Copy out the data line by line exactly, from its start to the line bearing "spin polarisation |", inclusive.

#### Provided data
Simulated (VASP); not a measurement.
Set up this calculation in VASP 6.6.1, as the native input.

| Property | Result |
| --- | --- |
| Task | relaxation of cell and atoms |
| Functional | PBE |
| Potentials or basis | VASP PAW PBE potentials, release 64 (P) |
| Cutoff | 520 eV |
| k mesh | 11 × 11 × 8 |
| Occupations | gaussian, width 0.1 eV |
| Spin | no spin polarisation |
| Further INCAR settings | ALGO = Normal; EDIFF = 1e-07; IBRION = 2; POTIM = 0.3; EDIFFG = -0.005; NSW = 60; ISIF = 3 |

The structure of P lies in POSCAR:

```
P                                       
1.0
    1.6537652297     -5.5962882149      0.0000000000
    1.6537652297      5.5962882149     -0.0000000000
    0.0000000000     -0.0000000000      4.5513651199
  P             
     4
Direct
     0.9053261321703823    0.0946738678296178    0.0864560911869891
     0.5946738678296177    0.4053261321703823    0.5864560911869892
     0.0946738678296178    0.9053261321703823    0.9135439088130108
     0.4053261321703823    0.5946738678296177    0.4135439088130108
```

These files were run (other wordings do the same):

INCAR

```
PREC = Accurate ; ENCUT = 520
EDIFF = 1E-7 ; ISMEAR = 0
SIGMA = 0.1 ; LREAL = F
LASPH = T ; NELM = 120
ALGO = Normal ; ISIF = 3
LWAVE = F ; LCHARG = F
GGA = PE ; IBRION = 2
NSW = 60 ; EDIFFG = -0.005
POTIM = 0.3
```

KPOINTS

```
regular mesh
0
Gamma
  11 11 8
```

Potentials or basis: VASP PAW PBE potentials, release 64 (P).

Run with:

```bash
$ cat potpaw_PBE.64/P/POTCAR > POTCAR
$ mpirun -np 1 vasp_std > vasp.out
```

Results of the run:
########

* **Expected answer**:
Simulated (VASP); not a measurement.
Set up this calculation in VASP 6.6.1, as the native input.

| Property | Result |
| --- | --- |
| Task | relaxation of cell and atoms |
| Functional | PBE |
| Potentials or basis | VASP PAW PBE potentials, release 64 (P) |
| Cutoff | 520 eV |
| k mesh | 11 × 11 × 8 |
| Occupations | gaussian, width 0.1 eV |
| Spin | no spin polarisation |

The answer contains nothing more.